* Assigned task
Return all of the data exactly as given.

******************************

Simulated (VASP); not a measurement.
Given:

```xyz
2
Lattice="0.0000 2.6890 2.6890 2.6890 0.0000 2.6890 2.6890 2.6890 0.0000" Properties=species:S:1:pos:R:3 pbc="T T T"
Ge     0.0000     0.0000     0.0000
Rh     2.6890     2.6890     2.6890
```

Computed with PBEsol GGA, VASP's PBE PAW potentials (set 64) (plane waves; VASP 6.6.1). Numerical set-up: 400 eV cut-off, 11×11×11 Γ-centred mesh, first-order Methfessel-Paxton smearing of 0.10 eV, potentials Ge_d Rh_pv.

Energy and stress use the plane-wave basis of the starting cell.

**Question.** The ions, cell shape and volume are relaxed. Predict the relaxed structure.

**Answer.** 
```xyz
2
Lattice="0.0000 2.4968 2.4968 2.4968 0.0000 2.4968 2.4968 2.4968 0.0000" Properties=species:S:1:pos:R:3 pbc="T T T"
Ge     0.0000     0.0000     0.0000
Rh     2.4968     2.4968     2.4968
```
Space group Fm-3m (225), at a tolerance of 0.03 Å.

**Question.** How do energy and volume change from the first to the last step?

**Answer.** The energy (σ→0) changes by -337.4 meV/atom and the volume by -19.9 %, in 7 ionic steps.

******************************

* Exercise answer
Simulated (VASP); not a measurement.
Given:

```xyz
2
Lattice="0.0000 2.6890 2.6890 2.6890 0.0000 2.6890 2.6890 2.6890 0.0000" Properties=species:S:1:pos:R:3 pbc="T T T"
Ge     0.0000     0.0000     0.0000
Rh     2.6890     2.6890     2.6890
```

Computed with PBEsol GGA, VASP's PBE PAW potentials (set 64) (plane waves; VASP 6.6.1). Numerical set-up: 400 eV cut-off, 11×11×11 Γ-centred mesh, first-order Methfessel-Paxton smearing of 0.10 eV, potentials Ge_d Rh_pv.

Energy and stress use the plane-wave basis of the starting cell.

**Question.** The ions, cell shape and volume are relaxed. Predict the relaxed structure.

**Answer.** 
```xyz
2
Lattice="0.0000 2.4968 2.4968 2.4968 0.0000 2.4968 2.4968 2.4968 0.0000" Properties=species:S:1:pos:R:3 pbc="T T T"
Ge     0.0000     0.0000     0.0000
Rh     2.4968     2.4968     2.4968
```
Space group Fm-3m (225), at a tolerance of 0.03 Å.

**Question.** How do energy and volume change from the first to the last step?

**Answer.** The energy (σ→0) changes by -337.4 meV/atom and the volume by -19.9 %, in 7 ionic steps.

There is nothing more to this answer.